• • • •

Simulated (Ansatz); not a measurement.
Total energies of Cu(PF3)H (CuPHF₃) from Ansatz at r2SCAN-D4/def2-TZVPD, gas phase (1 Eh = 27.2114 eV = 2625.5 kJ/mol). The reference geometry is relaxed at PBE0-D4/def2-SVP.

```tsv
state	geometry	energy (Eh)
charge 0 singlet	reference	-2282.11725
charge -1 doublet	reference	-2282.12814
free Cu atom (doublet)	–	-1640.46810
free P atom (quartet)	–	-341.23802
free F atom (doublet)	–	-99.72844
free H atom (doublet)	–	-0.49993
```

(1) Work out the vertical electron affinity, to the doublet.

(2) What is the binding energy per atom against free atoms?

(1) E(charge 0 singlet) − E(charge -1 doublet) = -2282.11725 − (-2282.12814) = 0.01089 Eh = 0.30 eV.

• • • •

(ACTION ITEM): Write out every line of the material again, exactly as it reads.

(EXERCISE SOLUTION):
Simulated (Ansatz); not a measurement.
Total energies of Cu(PF3)H (CuPHF₃) from Ansatz at r2SCAN-D4/def2-TZVPD, gas phase (1 Eh = 27.2114 eV = 2625.5 kJ/mol). The reference geometry is relaxed at PBE0-D4/def2-SVP.

```tsv
state	geometry	energy (Eh)
charge 0 singlet	reference	-2282.11725
charge -1 doublet	reference	-2282.12814
free Cu atom (doublet)	–	-1640.46810
free P atom (quartet)	–	-341.23802
free F atom (doublet)	–	-99.72844
free H atom (doublet)	–	-0.49993
```

(1) Work out the vertical electron affinity, to the doublet.

(2) What is the binding energy per atom against free atoms?

(1) E(charge 0 singlet) − E(charge -1 doublet) = -2282.11725 − (-2282.12814) = 0.01089 Eh = 0.30 eV.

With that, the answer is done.